◆ Required action ◆
Write the records out again, exactly as they stand below.

Given data Block Start

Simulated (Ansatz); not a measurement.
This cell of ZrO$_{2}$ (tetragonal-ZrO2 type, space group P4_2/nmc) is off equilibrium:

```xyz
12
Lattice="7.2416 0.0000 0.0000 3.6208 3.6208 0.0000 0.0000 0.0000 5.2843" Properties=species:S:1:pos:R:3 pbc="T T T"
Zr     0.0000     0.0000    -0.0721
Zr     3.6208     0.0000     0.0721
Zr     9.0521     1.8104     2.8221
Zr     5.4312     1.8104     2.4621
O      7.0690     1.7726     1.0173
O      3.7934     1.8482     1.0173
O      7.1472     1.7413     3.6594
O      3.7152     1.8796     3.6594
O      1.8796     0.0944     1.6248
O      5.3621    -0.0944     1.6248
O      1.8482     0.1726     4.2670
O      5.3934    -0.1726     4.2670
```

Given data Block End

◆ Your solution ◆
Simulated (Ansatz); not a measurement.
This cell of ZrO$_{2}$ (tetragonal-ZrO2 type, space group P4_2/nmc) is off equilibrium:

```xyz
12
Lattice="7.2416 0.0000 0.0000 3.6208 3.6208 0.0000 0.0000 0.0000 5.2843" Properties=species:S:1:pos:R:3 pbc="T T T"
Zr     0.0000     0.0000    -0.0721
Zr     3.6208     0.0000     0.0721
Zr     9.0521     1.8104     2.8221
Zr     5.4312     1.8104     2.4621
O      7.0690     1.7726     1.0173
O      3.7934     1.8482     1.0173
O      7.1472     1.7413     3.6594
O      3.7152     1.8796     3.6594
O      1.8796     0.0944     1.6248
O      5.3621    -0.0944     1.6248
O      1.8482     0.1726     4.2670
O      5.3934    -0.1726     4.2670
```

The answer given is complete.